Exact repetition of every entry is required.

○ ○ ○ ○
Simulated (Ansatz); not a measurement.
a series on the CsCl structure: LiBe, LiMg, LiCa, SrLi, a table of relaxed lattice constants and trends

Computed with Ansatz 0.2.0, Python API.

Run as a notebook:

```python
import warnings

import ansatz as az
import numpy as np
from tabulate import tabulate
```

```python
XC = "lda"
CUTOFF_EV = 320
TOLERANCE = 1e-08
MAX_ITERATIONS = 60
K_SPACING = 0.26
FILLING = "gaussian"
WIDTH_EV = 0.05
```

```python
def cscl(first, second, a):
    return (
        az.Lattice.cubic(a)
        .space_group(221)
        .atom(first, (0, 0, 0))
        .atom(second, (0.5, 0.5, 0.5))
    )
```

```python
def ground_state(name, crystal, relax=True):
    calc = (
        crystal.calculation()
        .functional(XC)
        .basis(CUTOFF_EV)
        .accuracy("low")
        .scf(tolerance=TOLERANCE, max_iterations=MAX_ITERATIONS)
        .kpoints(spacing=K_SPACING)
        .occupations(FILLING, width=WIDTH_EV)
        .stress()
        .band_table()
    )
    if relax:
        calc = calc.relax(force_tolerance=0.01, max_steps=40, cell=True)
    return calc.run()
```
○ ○ ○ ○

_Answer area_.
Simulated (Ansatz); not a measurement.
a series on the CsCl structure: LiBe, LiMg, LiCa, SrLi, a table of relaxed lattice constants and trends

Computed with Ansatz 0.2.0, Python API.

Run as a notebook:

```python
import warnings

import ansatz as az
import numpy as np
from tabulate import tabulate
```

```python
XC = "lda"
CUTOFF_EV = 320
TOLERANCE = 1e-08
MAX_ITERATIONS = 60
K_SPACING = 0.26
FILLING = "gaussian"
WIDTH_EV = 0.05
```

```python
def cscl(first, second, a):
    return (
        az.Lattice.cubic(a)
        .space_group(221)
        .atom(first, (0, 0, 0))
        .atom(second, (0.5, 0.5, 0.5))
    )
```

```python
def ground_state(name, crystal, relax=True):
    calc = (
        crystal.calculation()
        .functional(XC)
        .basis(CUTOFF_EV)
        .accuracy("low")
        .scf(tolerance=TOLERANCE, max_iterations=MAX_ITERATIONS)
        .kpoints(spacing=K_SPACING)
        .occupations(FILLING, width=WIDTH_EV)
        .stress()
        .band_table()
    )
    if relax:
        calc = calc.relax(force_tolerance=0.01, max_steps=40, cell=True)
    return calc.run()
```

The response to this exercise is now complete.